(SOURCE MATERIAL)

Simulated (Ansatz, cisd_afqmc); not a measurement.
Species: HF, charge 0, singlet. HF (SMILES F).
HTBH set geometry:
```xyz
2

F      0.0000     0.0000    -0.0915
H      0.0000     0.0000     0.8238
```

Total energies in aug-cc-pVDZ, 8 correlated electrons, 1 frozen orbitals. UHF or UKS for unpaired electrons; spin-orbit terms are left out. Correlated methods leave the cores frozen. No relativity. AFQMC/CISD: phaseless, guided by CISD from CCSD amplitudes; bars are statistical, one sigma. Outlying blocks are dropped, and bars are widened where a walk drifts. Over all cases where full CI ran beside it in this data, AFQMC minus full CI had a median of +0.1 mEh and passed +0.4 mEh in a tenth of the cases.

(End SOURCE MATERIAL)

All of the entries above need to be reproduced verbatim.

**ANSWER BOX:**
Simulated (Ansatz, cisd_afqmc); not a measurement.
Species: HF, charge 0, singlet. HF (SMILES F).
HTBH set geometry:
```xyz
2

F      0.0000     0.0000    -0.0915
H      0.0000     0.0000     0.8238
```

Total energies in aug-cc-pVDZ, 8 correlated electrons, 1 frozen orbitals. UHF or UKS for unpaired electrons; spin-orbit terms are left out. Correlated methods leave the cores frozen. No relativity. AFQMC/CISD: phaseless, guided by CISD from CCSD amplitudes; bars are statistical, one sigma. Outlying blocks are dropped, and bars are widened where a walk drifts. Over all cases where full CI ran beside it in this data, AFQMC minus full CI had a median of +0.1 mEh and passed +0.4 mEh in a tenth of the cases.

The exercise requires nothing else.